*WORK INSTRUCTION*. Please retype the listing below exactly, from its opening line through the line where "LDA's correlation is" appears.

*ENTRIES SHOWN*.
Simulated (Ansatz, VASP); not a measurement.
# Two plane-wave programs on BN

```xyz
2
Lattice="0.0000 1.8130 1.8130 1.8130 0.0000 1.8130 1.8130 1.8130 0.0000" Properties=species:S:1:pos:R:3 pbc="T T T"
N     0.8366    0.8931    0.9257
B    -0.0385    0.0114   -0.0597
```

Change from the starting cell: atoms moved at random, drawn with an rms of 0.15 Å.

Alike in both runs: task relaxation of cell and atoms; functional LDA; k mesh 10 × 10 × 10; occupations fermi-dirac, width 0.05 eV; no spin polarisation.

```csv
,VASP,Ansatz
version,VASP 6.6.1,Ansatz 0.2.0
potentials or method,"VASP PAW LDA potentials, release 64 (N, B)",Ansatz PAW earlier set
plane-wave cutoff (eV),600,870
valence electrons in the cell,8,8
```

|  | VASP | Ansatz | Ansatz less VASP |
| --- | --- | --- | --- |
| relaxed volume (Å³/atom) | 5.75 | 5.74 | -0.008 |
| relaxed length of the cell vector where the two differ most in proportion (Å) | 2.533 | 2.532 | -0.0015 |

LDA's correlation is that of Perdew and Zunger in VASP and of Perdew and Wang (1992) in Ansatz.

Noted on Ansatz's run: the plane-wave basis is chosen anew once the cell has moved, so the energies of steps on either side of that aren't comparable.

*TASK RESPONSE*.
Simulated (Ansatz, VASP); not a measurement.
# Two plane-wave programs on BN

```xyz
2
Lattice="0.0000 1.8130 1.8130 1.8130 0.0000 1.8130 1.8130 1.8130 0.0000" Properties=species:S:1:pos:R:3 pbc="T T T"
N     0.8366    0.8931    0.9257
B    -0.0385    0.0114   -0.0597
```

Change from the starting cell: atoms moved at random, drawn with an rms of 0.15 Å.

Alike in both runs: task relaxation of cell and atoms; functional LDA; k mesh 10 × 10 × 10; occupations fermi-dirac, width 0.05 eV; no spin polarisation.

```csv
,VASP,Ansatz
version,VASP 6.6.1,Ansatz 0.2.0
potentials or method,"VASP PAW LDA potentials, release 64 (N, B)",Ansatz PAW earlier set
plane-wave cutoff (eV),600,870
valence electrons in the cell,8,8
```

|  | VASP | Ansatz | Ansatz less VASP |
| --- | --- | --- | --- |
| relaxed volume (Å³/atom) | 5.75 | 5.74 | -0.008 |
| relaxed length of the cell vector where the two differ most in proportion (Å) | 2.533 | 2.532 | -0.0015 |

LDA's correlation is that of Perdew and Zunger in VASP and of Perdew and Wang (1992) in Ansatz.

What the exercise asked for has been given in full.